> [ASSIGNED TASK]
Restate the whole listing word for word, missing no line.

> [RECORDED INFORMATION]
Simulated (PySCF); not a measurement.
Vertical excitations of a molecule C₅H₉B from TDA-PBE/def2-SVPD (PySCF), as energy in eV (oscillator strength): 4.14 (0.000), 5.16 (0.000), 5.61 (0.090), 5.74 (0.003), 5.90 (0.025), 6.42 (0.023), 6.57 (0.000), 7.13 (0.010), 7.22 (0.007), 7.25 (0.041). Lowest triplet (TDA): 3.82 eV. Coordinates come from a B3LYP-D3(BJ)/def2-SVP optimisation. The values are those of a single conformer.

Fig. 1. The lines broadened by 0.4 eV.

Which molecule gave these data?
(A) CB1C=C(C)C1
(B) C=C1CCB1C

> [TASK SOLUTION]
Simulated (PySCF); not a measurement.
Vertical excitations of a molecule C₅H₉B from TDA-PBE/def2-SVPD (PySCF), as energy in eV (oscillator strength): 4.14 (0.000), 5.16 (0.000), 5.61 (0.090), 5.74 (0.003), 5.90 (0.025), 6.42 (0.023), 6.57 (0.000), 7.13 (0.010), 7.22 (0.007), 7.25 (0.041). Lowest triplet (TDA): 3.82 eV. Coordinates come from a B3LYP-D3(BJ)/def2-SVP optimisation. The values are those of a single conformer.

Fig. 1. The lines broadened by 0.4 eV.

Which molecule gave these data?
(A) CB1C=C(C)C1
(B) C=C1CCB1C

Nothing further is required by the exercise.